⟨
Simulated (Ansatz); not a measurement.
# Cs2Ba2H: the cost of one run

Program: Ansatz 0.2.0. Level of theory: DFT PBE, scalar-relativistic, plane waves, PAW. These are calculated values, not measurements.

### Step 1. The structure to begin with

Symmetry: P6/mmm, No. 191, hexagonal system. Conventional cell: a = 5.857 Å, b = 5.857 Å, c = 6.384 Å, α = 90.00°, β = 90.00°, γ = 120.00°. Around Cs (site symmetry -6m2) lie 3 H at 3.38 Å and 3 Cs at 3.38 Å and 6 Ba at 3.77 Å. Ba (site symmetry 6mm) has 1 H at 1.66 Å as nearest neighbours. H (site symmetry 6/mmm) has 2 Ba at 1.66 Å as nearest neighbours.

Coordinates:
⟩

### [Work order]
The records above are to be copied out exactly, line for line.

### [Answer area]
Simulated (Ansatz); not a measurement.
# Cs2Ba2H: the cost of one run

Program: Ansatz 0.2.0. Level of theory: DFT PBE, scalar-relativistic, plane waves, PAW. These are calculated values, not measurements.

### Step 1. The structure to begin with

Symmetry: P6/mmm, No. 191, hexagonal system. Conventional cell: a = 5.857 Å, b = 5.857 Å, c = 6.384 Å, α = 90.00°, β = 90.00°, γ = 120.00°. Around Cs (site symmetry -6m2) lie 3 H at 3.38 Å and 3 Cs at 3.38 Å and 6 Ba at 3.77 Å. Ba (site symmetry 6mm) has 1 H at 1.66 Å as nearest neighbours. H (site symmetry 6/mmm) has 2 Ba at 1.66 Å as nearest neighbours.

Coordinates:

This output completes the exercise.